-- Raw data follows --

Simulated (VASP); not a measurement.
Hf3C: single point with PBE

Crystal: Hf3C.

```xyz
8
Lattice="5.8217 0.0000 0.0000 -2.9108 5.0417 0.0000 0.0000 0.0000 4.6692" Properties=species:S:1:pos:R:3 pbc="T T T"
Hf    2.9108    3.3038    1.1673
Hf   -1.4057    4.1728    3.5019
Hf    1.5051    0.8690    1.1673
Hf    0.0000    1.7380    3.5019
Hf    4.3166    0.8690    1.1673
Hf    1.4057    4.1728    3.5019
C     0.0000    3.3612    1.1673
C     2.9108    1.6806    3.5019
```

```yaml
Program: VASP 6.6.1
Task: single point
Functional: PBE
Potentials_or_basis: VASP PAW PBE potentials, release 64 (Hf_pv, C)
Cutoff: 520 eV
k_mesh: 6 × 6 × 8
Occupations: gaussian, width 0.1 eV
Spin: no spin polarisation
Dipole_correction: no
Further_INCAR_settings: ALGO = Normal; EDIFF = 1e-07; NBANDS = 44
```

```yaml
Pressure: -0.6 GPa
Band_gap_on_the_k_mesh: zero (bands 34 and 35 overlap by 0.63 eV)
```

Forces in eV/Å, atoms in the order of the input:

-- Raw data concluded --

Work item: Extract each line of the listing above, copying it word for word.

Answer space:
Simulated (VASP); not a measurement.
Hf3C: single point with PBE

Crystal: Hf3C.

```xyz
8
Lattice="5.8217 0.0000 0.0000 -2.9108 5.0417 0.0000 0.0000 0.0000 4.6692" Properties=species:S:1:pos:R:3 pbc="T T T"
Hf    2.9108    3.3038    1.1673
Hf   -1.4057    4.1728    3.5019
Hf    1.5051    0.8690    1.1673
Hf    0.0000    1.7380    3.5019
Hf    4.3166    0.8690    1.1673
Hf    1.4057    4.1728    3.5019
C     0.0000    3.3612    1.1673
C     2.9108    1.6806    3.5019
```

```yaml
Program: VASP 6.6.1
Task: single point
Functional: PBE
Potentials_or_basis: VASP PAW PBE potentials, release 64 (Hf_pv, C)
Cutoff: 520 eV
k_mesh: 6 × 6 × 8
Occupations: gaussian, width 0.1 eV
Spin: no spin polarisation
Dipole_correction: no
Further_INCAR_settings: ALGO = Normal; EDIFF = 1e-07; NBANDS = 44
```

```yaml
Pressure: -0.6 GPa
Band_gap_on_the_k_mesh: zero (bands 34 and 35 overlap by 0.63 eV)
```

Forces in eV/Å, atoms in the order of the input:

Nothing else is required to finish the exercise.